------------------------------------------------
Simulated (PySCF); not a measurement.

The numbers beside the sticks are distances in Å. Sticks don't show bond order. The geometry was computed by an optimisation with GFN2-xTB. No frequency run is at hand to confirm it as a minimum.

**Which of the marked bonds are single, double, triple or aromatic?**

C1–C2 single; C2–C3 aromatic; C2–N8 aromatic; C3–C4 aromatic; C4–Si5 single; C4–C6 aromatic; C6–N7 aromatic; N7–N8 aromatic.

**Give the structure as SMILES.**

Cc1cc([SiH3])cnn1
------------------------------------------------

• **Activity**
Using the records above, write out exactly the lines between the one holding "The numbers beside" and the one holding "structure as SMILES.**", inclusive; leave everything else out.

• **Task solution**
The numbers beside the sticks are distances in Å. Sticks don't show bond order. The geometry was computed by an optimisation with GFN2-xTB. No frequency run is at hand to confirm it as a minimum.

**Which of the marked bonds are single, double, triple or aromatic?**

C1–C2 single; C2–C3 aromatic; C2–N8 aromatic; C3–C4 aromatic; C4–Si5 single; C4–C6 aromatic; C6–N7 aromatic; N7–N8 aromatic.

**Give the structure as SMILES.**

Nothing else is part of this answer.